■ DATASET EXTRACT ■
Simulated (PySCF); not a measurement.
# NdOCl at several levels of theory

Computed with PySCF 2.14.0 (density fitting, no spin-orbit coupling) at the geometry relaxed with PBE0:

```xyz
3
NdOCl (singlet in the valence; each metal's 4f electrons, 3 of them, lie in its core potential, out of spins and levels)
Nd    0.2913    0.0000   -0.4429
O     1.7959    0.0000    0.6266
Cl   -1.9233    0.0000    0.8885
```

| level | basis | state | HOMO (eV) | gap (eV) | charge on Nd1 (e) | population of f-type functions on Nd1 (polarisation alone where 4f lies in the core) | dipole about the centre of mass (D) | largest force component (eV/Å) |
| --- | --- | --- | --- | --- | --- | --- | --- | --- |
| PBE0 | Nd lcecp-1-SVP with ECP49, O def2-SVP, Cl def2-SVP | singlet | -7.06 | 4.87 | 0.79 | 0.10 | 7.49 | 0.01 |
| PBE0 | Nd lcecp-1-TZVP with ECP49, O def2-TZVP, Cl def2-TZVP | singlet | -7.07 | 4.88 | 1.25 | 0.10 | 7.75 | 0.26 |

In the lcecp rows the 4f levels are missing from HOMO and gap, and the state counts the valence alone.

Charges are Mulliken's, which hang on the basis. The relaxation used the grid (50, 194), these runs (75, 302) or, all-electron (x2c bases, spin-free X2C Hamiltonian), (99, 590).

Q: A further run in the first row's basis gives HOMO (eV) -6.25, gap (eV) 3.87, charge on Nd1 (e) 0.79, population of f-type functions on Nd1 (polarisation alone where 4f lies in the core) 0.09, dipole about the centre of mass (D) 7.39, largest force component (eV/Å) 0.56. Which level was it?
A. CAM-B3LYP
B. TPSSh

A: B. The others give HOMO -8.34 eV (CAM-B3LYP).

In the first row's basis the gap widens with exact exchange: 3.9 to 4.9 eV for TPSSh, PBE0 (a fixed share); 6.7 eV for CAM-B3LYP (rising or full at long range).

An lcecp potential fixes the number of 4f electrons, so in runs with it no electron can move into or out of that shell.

■ ACTION ITEM ■
Would you please copy, word for word, everything above from the line containing "7.49 | 0.01 |" down to the line containing "In the first row's basis the", those two lines included?

■ ANSWER AREA ■
| PBE0 | Nd lcecp-1-SVP with ECP49, O def2-SVP, Cl def2-SVP | singlet | -7.06 | 4.87 | 0.79 | 0.10 | 7.49 | 0.01 |
| PBE0 | Nd lcecp-1-TZVP with ECP49, O def2-TZVP, Cl def2-TZVP | singlet | -7.07 | 4.88 | 1.25 | 0.10 | 7.75 | 0.26 |

In the lcecp rows the 4f levels are missing from HOMO and gap, and the state counts the valence alone.

Charges are Mulliken's, which hang on the basis. The relaxation used the grid (50, 194), these runs (75, 302) or, all-electron (x2c bases, spin-free X2C Hamiltonian), (99, 590).

Q: A further run in the first row's basis gives HOMO (eV) -6.25, gap (eV) 3.87, charge on Nd1 (e) 0.79, population of f-type functions on Nd1 (polarisation alone where 4f lies in the core) 0.09, dipole about the centre of mass (D) 7.39, largest force component (eV/Å) 0.56. Which level was it?
A. CAM-B3LYP
B. TPSSh

A: B. The others give HOMO -8.34 eV (CAM-B3LYP).

In the first row's basis the gap widens with exact exchange: 3.9 to 4.9 eV for TPSSh, PBE0 (a fixed share); 6.7 eV for CAM-B3LYP (rising or full at long range).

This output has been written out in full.